* **Records shown**
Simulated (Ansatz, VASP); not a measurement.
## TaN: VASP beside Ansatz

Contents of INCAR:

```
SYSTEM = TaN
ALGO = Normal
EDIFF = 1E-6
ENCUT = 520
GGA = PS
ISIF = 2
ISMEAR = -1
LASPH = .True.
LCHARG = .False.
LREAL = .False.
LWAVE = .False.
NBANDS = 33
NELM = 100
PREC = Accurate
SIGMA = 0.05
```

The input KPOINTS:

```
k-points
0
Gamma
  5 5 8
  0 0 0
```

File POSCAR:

* **Action item**
Repeat the records exactly, leaving out none of them.

* **Your response**
Simulated (Ansatz, VASP); not a measurement.
## TaN: VASP beside Ansatz

Contents of INCAR:

```
SYSTEM = TaN
ALGO = Normal
EDIFF = 1E-6
ENCUT = 520
GGA = PS
ISIF = 2
ISMEAR = -1
LASPH = .True.
LCHARG = .False.
LREAL = .False.
LWAVE = .False.
NBANDS = 33
NELM = 100
PREC = Accurate
SIGMA = 0.05
```

The input KPOINTS:

```
k-points
0
Gamma
  5 5 8
  0 0 0
```

File POSCAR:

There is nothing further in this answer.